◆ **Assignment**:
Please restate exactly what appears in the records below from the first line to the line where "the condensed phases." is, that line included.

#### Dataset records

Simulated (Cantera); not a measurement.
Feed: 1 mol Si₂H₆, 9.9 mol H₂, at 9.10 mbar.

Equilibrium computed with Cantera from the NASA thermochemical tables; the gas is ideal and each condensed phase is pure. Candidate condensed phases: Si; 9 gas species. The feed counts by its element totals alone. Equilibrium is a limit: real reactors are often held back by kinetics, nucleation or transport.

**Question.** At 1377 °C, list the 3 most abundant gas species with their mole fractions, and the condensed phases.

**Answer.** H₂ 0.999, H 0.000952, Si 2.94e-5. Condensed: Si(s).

########

◆ **Task result**:
Simulated (Cantera); not a measurement.
Feed: 1 mol Si₂H₆, 9.9 mol H₂, at 9.10 mbar.

Equilibrium computed with Cantera from the NASA thermochemical tables; the gas is ideal and each condensed phase is pure. Candidate condensed phases: Si; 9 gas species. The feed counts by its element totals alone. Equilibrium is a limit: real reactors are often held back by kinetics, nucleation or transport.

**Question.** At 1377 °C, list the 3 most abundant gas species with their mole fractions, and the condensed phases.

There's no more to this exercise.